▶ ENTRIES PROVIDED
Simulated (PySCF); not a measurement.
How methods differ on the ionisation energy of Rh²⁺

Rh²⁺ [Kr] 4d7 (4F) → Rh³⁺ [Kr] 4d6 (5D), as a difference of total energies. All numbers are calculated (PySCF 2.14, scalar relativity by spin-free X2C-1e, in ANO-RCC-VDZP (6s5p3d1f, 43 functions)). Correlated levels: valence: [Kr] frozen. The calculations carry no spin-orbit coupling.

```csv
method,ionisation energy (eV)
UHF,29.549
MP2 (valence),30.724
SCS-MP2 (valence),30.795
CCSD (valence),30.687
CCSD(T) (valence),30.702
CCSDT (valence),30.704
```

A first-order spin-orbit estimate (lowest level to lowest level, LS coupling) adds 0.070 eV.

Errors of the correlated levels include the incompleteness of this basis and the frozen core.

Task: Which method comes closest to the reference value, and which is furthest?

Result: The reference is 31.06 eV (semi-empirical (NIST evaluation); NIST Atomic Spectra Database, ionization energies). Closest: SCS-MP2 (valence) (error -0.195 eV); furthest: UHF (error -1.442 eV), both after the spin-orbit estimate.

▶ REQUIRED ACTION
Retype the records above in full. Every word should match.

▶ REPLY
Simulated (PySCF); not a measurement.
How methods differ on the ionisation energy of Rh²⁺

Rh²⁺ [Kr] 4d7 (4F) → Rh³⁺ [Kr] 4d6 (5D), as a difference of total energies. All numbers are calculated (PySCF 2.14, scalar relativity by spin-free X2C-1e, in ANO-RCC-VDZP (6s5p3d1f, 43 functions)). Correlated levels: valence: [Kr] frozen. The calculations carry no spin-orbit coupling.

```csv
method,ionisation energy (eV)
UHF,29.549
MP2 (valence),30.724
SCS-MP2 (valence),30.795
CCSD (valence),30.687
CCSD(T) (valence),30.702
CCSDT (valence),30.704
```

A first-order spin-orbit estimate (lowest level to lowest level, LS coupling) adds 0.070 eV.

Errors of the correlated levels include the incompleteness of this basis and the frozen core.

Task: Which method comes closest to the reference value, and which is furthest?

Result: The reference is 31.06 eV (semi-empirical (NIST evaluation); NIST Atomic Spectra Database, ionization energies). Closest: SCS-MP2 (valence) (error -0.195 eV); furthest: UHF (error -1.442 eV), both after the spin-orbit estimate.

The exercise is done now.